Assigned task:
Each line below from the one containing "wave-function cutoff: 800 eV" through the one containing "Cell vectors (angstrom)" is to be given again exactly, and no line outside that span.

Records supplied:
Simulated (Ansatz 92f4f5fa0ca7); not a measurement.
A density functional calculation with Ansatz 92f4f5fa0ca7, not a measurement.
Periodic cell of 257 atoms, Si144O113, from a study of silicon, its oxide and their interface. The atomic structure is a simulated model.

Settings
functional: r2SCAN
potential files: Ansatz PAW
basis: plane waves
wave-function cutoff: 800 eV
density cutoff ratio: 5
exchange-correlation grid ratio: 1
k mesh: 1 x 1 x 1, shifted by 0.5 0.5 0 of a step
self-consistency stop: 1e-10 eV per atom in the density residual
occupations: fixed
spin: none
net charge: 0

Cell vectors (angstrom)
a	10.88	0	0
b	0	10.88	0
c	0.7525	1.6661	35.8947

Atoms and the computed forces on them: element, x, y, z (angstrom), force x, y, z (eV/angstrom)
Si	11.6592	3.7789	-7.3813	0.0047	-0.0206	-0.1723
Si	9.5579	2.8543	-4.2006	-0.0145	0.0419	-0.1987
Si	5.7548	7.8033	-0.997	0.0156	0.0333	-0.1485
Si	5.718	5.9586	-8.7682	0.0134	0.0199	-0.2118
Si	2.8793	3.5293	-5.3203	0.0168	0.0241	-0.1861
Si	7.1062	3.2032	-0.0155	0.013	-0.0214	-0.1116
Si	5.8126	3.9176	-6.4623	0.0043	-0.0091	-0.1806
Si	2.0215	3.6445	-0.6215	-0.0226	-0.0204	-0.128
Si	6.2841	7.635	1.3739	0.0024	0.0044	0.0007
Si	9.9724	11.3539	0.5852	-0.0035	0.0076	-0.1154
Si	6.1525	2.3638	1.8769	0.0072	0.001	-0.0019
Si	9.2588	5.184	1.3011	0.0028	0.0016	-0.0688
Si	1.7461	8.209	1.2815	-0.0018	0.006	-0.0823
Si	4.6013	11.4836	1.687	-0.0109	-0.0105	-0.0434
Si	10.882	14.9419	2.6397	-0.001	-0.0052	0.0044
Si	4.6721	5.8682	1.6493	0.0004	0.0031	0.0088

Task solution:
wave-function cutoff: 800 eV
density cutoff ratio: 5
exchange-correlation grid ratio: 1
k mesh: 1 x 1 x 1, shifted by 0.5 0.5 0 of a step
self-consistency stop: 1e-10 eV per atom in the density residual
occupations: fixed
spin: none
net charge: 0

Cell vectors (angstrom)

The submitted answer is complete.